---+---

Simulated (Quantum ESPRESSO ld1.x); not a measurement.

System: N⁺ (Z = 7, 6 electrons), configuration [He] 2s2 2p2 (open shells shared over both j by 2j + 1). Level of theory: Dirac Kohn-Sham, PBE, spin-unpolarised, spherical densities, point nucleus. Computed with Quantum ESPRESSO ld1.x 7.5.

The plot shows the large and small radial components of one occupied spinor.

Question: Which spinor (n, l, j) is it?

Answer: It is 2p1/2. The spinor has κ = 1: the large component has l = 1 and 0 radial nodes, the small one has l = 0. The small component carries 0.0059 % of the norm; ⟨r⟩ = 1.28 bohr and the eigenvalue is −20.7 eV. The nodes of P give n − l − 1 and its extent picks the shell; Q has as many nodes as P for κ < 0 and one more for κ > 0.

---+---

→ **Required action**:
Begin with the line that has "System: N⁺ (Z" in the listing above and end after the line that has "Question: Which spinor (n, l, j) is it?"; output those lines exactly.

→ **Written answer**:
System: N⁺ (Z = 7, 6 electrons), configuration [He] 2s2 2p2 (open shells shared over both j by 2j + 1). Level of theory: Dirac Kohn-Sham, PBE, spin-unpolarised, spherical densities, point nucleus. Computed with Quantum ESPRESSO ld1.x 7.5.

The plot shows the large and small radial components of one occupied spinor.

Question: Which spinor (n, l, j) is it?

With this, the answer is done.